━━ SUPPLIED DATA ━━

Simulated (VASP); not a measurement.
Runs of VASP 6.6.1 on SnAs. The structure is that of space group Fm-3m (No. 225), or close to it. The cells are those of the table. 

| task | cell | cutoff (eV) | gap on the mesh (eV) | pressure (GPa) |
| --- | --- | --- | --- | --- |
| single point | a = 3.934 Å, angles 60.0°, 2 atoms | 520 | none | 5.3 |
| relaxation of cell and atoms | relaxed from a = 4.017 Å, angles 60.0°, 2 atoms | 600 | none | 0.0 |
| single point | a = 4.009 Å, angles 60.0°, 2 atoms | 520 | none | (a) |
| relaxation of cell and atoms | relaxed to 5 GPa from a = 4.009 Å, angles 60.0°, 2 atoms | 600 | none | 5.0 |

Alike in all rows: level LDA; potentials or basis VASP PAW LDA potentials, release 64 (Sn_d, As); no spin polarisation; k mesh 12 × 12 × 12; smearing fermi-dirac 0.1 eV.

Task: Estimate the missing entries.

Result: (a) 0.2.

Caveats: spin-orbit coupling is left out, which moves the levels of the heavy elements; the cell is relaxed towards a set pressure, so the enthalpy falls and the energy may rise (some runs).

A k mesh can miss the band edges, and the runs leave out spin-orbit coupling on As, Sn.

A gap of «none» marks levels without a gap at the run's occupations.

━━━

ASSIGNED TASK
Please print the material above exactly as it appears, from its first line through the line containing "A k mesh can", inclusive, and stop there.

TASK OUTPUT
Simulated (VASP); not a measurement.
Runs of VASP 6.6.1 on SnAs. The structure is that of space group Fm-3m (No. 225), or close to it. The cells are those of the table. 

| task | cell | cutoff (eV) | gap on the mesh (eV) | pressure (GPa) |
| --- | --- | --- | --- | --- |
| single point | a = 3.934 Å, angles 60.0°, 2 atoms | 520 | none | 5.3 |
| relaxation of cell and atoms | relaxed from a = 4.017 Å, angles 60.0°, 2 atoms | 600 | none | 0.0 |
| single point | a = 4.009 Å, angles 60.0°, 2 atoms | 520 | none | (a) |
| relaxation of cell and atoms | relaxed to 5 GPa from a = 4.009 Å, angles 60.0°, 2 atoms | 600 | none | 5.0 |

Alike in all rows: level LDA; potentials or basis VASP PAW LDA potentials, release 64 (Sn_d, As); no spin polarisation; k mesh 12 × 12 × 12; smearing fermi-dirac 0.1 eV.

Task: Estimate the missing entries.

Result: (a) 0.2.

Caveats: spin-orbit coupling is left out, which moves the levels of the heavy elements; the cell is relaxed towards a set pressure, so the enthalpy falls and the energy may rise (some runs).

A k mesh can miss the band edges, and the runs leave out spin-orbit coupling on As, Sn.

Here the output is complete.